### Activity:
Write out the data exactly from its first line onward, ending with the line in which "atom | 11.37 Å³ |" appears.

### Dataset content:
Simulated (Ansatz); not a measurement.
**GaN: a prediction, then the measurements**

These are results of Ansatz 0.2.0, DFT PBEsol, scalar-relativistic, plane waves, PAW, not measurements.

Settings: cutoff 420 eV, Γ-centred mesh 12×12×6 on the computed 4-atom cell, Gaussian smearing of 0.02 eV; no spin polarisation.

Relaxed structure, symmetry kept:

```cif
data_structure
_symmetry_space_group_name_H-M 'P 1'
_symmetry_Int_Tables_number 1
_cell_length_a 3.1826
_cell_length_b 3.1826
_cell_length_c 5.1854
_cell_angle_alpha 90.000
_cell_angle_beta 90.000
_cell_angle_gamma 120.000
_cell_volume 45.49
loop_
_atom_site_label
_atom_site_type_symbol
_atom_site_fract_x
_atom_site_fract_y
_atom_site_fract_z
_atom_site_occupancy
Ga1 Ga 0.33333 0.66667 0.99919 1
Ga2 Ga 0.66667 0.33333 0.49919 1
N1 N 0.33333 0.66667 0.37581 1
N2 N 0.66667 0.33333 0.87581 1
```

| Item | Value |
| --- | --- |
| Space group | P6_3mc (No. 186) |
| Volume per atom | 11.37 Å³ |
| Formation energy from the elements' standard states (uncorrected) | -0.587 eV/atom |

### Answer area:
Simulated (Ansatz); not a measurement.
**GaN: a prediction, then the measurements**

These are results of Ansatz 0.2.0, DFT PBEsol, scalar-relativistic, plane waves, PAW, not measurements.

Settings: cutoff 420 eV, Γ-centred mesh 12×12×6 on the computed 4-atom cell, Gaussian smearing of 0.02 eV; no spin polarisation.

Relaxed structure, symmetry kept:

```cif
data_structure
_symmetry_space_group_name_H-M 'P 1'
_symmetry_Int_Tables_number 1
_cell_length_a 3.1826
_cell_length_b 3.1826
_cell_length_c 5.1854
_cell_angle_alpha 90.000
_cell_angle_beta 90.000
_cell_angle_gamma 120.000
_cell_volume 45.49
loop_
_atom_site_label
_atom_site_type_symbol
_atom_site_fract_x
_atom_site_fract_y
_atom_site_fract_z
_atom_site_occupancy
Ga1 Ga 0.33333 0.66667 0.99919 1
Ga2 Ga 0.66667 0.33333 0.49919 1
N1 N 0.33333 0.66667 0.37581 1
N2 N 0.66667 0.33333 0.87581 1
```

| Item | Value |
| --- | --- |
| Space group | P6_3mc (No. 186) |
| Volume per atom | 11.37 Å³ |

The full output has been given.